TASK ITEM ::
In full and word for word, restate the lines of the listing.

DATA UNDER STUDY ::
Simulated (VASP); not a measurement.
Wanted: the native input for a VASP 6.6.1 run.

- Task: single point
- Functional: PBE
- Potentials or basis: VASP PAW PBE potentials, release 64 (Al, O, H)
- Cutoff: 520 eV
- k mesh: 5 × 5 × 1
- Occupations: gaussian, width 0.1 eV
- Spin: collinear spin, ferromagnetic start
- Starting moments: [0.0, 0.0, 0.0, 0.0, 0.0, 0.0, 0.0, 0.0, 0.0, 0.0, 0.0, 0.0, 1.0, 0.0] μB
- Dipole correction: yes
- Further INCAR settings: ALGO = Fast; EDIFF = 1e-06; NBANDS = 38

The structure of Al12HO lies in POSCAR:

RESPONSE BOX ::
Simulated (VASP); not a measurement.
Wanted: the native input for a VASP 6.6.1 run.

- Task: single point
- Functional: PBE
- Potentials or basis: VASP PAW PBE potentials, release 64 (Al, O, H)
- Cutoff: 520 eV
- k mesh: 5 × 5 × 1
- Occupations: gaussian, width 0.1 eV
- Spin: collinear spin, ferromagnetic start
- Starting moments: [0.0, 0.0, 0.0, 0.0, 0.0, 0.0, 0.0, 0.0, 0.0, 0.0, 0.0, 0.0, 1.0, 0.0] μB
- Dipole correction: yes
- Further INCAR settings: ALGO = Fast; EDIFF = 1e-06; NBANDS = 38

The structure of Al12HO lies in POSCAR:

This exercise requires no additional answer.